Task item: Every line below should be repeated exactly.

Information given:
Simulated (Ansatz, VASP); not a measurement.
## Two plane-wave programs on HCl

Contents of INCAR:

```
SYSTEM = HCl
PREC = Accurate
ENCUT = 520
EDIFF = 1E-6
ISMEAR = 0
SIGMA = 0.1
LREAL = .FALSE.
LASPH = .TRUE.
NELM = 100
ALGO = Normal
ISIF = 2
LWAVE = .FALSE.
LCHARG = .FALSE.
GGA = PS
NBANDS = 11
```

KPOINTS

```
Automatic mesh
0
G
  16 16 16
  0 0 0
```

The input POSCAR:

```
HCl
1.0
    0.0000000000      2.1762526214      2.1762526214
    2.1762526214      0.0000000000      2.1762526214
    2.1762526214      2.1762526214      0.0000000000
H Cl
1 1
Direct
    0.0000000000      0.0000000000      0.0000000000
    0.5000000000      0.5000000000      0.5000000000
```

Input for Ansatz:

Exercise solution:
Simulated (Ansatz, VASP); not a measurement.
## Two plane-wave programs on HCl

Contents of INCAR:

```
SYSTEM = HCl
PREC = Accurate
ENCUT = 520
EDIFF = 1E-6
ISMEAR = 0
SIGMA = 0.1
LREAL = .FALSE.
LASPH = .TRUE.
NELM = 100
ALGO = Normal
ISIF = 2
LWAVE = .FALSE.
LCHARG = .FALSE.
GGA = PS
NBANDS = 11
```

KPOINTS

```
Automatic mesh
0
G
  16 16 16
  0 0 0
```

The input POSCAR:

```
HCl
1.0
    0.0000000000      2.1762526214      2.1762526214
    2.1762526214      0.0000000000      2.1762526214
    2.1762526214      2.1762526214      0.0000000000
H Cl
1 1
Direct
    0.0000000000      0.0000000000      0.0000000000
    0.5000000000      0.5000000000      0.5000000000
```

Input for Ansatz:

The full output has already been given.